Stored data Start Marker

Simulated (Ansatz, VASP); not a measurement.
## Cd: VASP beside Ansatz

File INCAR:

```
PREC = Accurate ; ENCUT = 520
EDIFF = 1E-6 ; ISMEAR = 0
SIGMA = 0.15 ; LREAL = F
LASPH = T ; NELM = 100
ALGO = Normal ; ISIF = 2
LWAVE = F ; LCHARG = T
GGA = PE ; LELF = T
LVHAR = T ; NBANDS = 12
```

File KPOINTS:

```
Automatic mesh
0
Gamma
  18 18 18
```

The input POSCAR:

Stored data End Marker

- [Required action]: Every line of the material is to be transcribed exactly.

- [Answer space]:
Simulated (Ansatz, VASP); not a measurement.
## Cd: VASP beside Ansatz

File INCAR:

```
PREC = Accurate ; ENCUT = 520
EDIFF = 1E-6 ; ISMEAR = 0
SIGMA = 0.15 ; LREAL = F
LASPH = T ; NELM = 100
ALGO = Normal ; ISIF = 2
LWAVE = F ; LCHARG = T
GGA = PE ; LELF = T
LVHAR = T ; NBANDS = 12
```

File KPOINTS:

```
Automatic mesh
0
Gamma
  18 18 18
```

The input POSCAR:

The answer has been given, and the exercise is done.